□ □ □

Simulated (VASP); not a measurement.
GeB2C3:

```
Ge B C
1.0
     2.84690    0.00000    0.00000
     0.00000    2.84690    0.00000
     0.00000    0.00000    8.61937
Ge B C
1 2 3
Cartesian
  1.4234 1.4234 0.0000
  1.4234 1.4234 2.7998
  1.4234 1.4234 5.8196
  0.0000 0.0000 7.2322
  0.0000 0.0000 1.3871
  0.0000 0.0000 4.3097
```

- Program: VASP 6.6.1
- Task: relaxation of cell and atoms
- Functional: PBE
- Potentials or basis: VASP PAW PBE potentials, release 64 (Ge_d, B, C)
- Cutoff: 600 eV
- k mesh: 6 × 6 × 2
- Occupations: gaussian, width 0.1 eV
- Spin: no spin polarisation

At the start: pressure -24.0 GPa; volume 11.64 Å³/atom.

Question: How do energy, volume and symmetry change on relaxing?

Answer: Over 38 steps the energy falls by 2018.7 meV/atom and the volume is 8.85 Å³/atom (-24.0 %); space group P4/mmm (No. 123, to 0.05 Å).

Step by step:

□ □ □

ASSIGNMENT: Begin at the line that has "- Task: relaxation of cell and atoms" in the entries above; stop after the line that has "Answer: Over 38". Transcribe exactly those lines and no others.

TASK RESPONSE:
- Task: relaxation of cell and atoms
- Functional: PBE
- Potentials or basis: VASP PAW PBE potentials, release 64 (Ge_d, B, C)
- Cutoff: 600 eV
- k mesh: 6 × 6 × 2
- Occupations: gaussian, width 0.1 eV
- Spin: no spin polarisation

At the start: pressure -24.0 GPa; volume 11.64 Å³/atom.

Question: How do energy, volume and symmetry change on relaxing?

Answer: Over 38 steps the energy falls by 2018.7 meV/atom and the volume is 8.85 Å³/atom (-24.0 %); space group P4/mmm (No. 123, to 0.05 Å).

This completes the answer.